Work task: Exact reproduction required: print each line of the material below.

*** Begin section ***
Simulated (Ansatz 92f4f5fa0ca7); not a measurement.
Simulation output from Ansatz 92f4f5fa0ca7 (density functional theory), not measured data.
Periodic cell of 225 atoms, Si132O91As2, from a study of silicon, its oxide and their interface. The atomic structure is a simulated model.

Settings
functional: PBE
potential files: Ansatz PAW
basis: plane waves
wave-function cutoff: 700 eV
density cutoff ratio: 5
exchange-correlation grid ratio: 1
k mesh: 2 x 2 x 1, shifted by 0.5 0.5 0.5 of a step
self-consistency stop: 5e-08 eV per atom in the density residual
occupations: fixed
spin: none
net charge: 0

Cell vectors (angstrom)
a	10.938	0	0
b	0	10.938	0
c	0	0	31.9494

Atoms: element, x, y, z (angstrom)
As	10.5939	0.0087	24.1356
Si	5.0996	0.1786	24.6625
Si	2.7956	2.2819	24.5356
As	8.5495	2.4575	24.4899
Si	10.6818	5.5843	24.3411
*** End section ***

Reply:
Simulated (Ansatz 92f4f5fa0ca7); not a measurement.
Simulation output from Ansatz 92f4f5fa0ca7 (density functional theory), not measured data.
Periodic cell of 225 atoms, Si132O91As2, from a study of silicon, its oxide and their interface. The atomic structure is a simulated model.

Settings
functional: PBE
potential files: Ansatz PAW
basis: plane waves
wave-function cutoff: 700 eV
density cutoff ratio: 5
exchange-correlation grid ratio: 1
k mesh: 2 x 2 x 1, shifted by 0.5 0.5 0.5 of a step
self-consistency stop: 5e-08 eV per atom in the density residual
occupations: fixed
spin: none
net charge: 0

Cell vectors (angstrom)
a	10.938	0	0
b	0	10.938	0
c	0	0	31.9494

Atoms: element, x, y, z (angstrom)
As	10.5939	0.0087	24.1356
Si	5.0996	0.1786	24.6625
Si	2.7956	2.2819	24.5356
As	8.5495	2.4575	24.4899
Si	10.6818	5.5843	24.3411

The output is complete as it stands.